▶ [SUPPLIED INFORMATION]
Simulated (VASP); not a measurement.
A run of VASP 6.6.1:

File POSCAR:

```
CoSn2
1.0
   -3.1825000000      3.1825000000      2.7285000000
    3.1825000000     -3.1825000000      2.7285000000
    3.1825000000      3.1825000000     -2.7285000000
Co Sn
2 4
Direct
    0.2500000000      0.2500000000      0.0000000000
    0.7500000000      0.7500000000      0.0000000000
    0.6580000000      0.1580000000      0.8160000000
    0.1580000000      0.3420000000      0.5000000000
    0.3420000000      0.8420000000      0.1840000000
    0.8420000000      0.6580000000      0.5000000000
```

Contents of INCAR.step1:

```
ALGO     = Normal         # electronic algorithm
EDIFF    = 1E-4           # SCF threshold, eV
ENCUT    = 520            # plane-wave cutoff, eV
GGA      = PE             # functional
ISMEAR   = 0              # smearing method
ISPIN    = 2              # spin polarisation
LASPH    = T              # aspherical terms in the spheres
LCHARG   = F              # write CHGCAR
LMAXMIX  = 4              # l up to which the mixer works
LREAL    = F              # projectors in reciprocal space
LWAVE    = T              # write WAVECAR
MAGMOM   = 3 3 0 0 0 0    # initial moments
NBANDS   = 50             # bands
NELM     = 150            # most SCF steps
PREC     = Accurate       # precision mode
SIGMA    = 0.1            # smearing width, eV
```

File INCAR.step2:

▶ [ASSIGNMENT] Each entry shown above should be copied out exactly.

▶ [WRITTEN SOLUTION]
Simulated (VASP); not a measurement.
A run of VASP 6.6.1:

File POSCAR:

```
CoSn2
1.0
   -3.1825000000      3.1825000000      2.7285000000
    3.1825000000     -3.1825000000      2.7285000000
    3.1825000000      3.1825000000     -2.7285000000
Co Sn
2 4
Direct
    0.2500000000      0.2500000000      0.0000000000
    0.7500000000      0.7500000000      0.0000000000
    0.6580000000      0.1580000000      0.8160000000
    0.1580000000      0.3420000000      0.5000000000
    0.3420000000      0.8420000000      0.1840000000
    0.8420000000      0.6580000000      0.5000000000
```

Contents of INCAR.step1:

```
ALGO     = Normal         # electronic algorithm
EDIFF    = 1E-4           # SCF threshold, eV
ENCUT    = 520            # plane-wave cutoff, eV
GGA      = PE             # functional
ISMEAR   = 0              # smearing method
ISPIN    = 2              # spin polarisation
LASPH    = T              # aspherical terms in the spheres
LCHARG   = F              # write CHGCAR
LMAXMIX  = 4              # l up to which the mixer works
LREAL    = F              # projectors in reciprocal space
LWAVE    = T              # write WAVECAR
MAGMOM   = 3 3 0 0 0 0    # initial moments
NBANDS   = 50             # bands
NELM     = 150            # most SCF steps
PREC     = Accurate       # precision mode
SIGMA    = 0.1            # smearing width, eV
```

File INCAR.step2:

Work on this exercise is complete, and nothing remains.